[Provided information]
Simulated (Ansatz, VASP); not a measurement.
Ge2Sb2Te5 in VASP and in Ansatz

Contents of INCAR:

[Work order] Set the entries above down again, each one exactly as written.

[Task answer]
Simulated (Ansatz, VASP); not a measurement.
Ge2Sb2Te5 in VASP and in Ansatz

Contents of INCAR:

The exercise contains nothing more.